Content starts

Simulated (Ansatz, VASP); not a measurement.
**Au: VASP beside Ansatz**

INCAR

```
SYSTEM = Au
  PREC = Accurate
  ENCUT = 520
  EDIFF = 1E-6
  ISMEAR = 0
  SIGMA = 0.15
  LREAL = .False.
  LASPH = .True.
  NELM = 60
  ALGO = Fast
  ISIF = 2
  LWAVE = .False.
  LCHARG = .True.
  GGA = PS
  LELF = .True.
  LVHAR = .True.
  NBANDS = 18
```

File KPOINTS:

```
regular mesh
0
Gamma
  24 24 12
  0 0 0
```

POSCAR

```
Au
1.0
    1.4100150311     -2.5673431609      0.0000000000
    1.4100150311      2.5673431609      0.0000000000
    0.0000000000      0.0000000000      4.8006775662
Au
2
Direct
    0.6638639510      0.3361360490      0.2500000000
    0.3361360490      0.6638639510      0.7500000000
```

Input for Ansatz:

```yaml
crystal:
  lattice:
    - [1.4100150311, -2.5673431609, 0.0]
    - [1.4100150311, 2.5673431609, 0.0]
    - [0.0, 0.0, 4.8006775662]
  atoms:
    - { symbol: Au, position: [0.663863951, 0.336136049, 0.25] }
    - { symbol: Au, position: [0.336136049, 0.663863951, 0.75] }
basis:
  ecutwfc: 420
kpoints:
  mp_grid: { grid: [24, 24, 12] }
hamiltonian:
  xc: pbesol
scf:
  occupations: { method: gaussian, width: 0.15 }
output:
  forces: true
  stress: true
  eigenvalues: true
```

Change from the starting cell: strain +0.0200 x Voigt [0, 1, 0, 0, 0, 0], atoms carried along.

Content ends

Assignment: The records above must be repeated exactly, every one of them.

Answer area:
Simulated (Ansatz, VASP); not a measurement.
**Au: VASP beside Ansatz**

INCAR

```
SYSTEM = Au
  PREC = Accurate
  ENCUT = 520
  EDIFF = 1E-6
  ISMEAR = 0
  SIGMA = 0.15
  LREAL = .False.
  LASPH = .True.
  NELM = 60
  ALGO = Fast
  ISIF = 2
  LWAVE = .False.
  LCHARG = .True.
  GGA = PS
  LELF = .True.
  LVHAR = .True.
  NBANDS = 18
```

File KPOINTS:

```
regular mesh
0
Gamma
  24 24 12
  0 0 0
```

POSCAR

```
Au
1.0
    1.4100150311     -2.5673431609      0.0000000000
    1.4100150311      2.5673431609      0.0000000000
    0.0000000000      0.0000000000      4.8006775662
Au
2
Direct
    0.6638639510      0.3361360490      0.2500000000
    0.3361360490      0.6638639510      0.7500000000
```

Input for Ansatz:

```yaml
crystal:
  lattice:
    - [1.4100150311, -2.5673431609, 0.0]
    - [1.4100150311, 2.5673431609, 0.0]
    - [0.0, 0.0, 4.8006775662]
  atoms:
    - { symbol: Au, position: [0.663863951, 0.336136049, 0.25] }
    - { symbol: Au, position: [0.336136049, 0.663863951, 0.75] }
basis:
  ecutwfc: 420
kpoints:
  mp_grid: { grid: [24, 24, 12] }
hamiltonian:
  xc: pbesol
scf:
  occupations: { method: gaussian, width: 0.15 }
output:
  forces: true
  stress: true
  eigenvalues: true
```

Change from the starting cell: strain +0.0200 x Voigt [0, 1, 0, 0, 0, 0], atoms carried along.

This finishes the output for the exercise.